Work order
Copy out each record below, exactly as given.

Information provided
Content starts

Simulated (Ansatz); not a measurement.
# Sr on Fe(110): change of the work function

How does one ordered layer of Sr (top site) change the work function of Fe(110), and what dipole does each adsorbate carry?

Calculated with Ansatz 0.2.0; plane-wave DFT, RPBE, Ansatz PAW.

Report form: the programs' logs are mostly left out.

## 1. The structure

Content ends

Written answer
Simulated (Ansatz); not a measurement.
# Sr on Fe(110): change of the work function

How does one ordered layer of Sr (top site) change the work function of Fe(110), and what dipole does each adsorbate carry?

Calculated with Ansatz 0.2.0; plane-wave DFT, RPBE, Ansatz PAW.

Report form: the programs' logs are mostly left out.

## 1. The structure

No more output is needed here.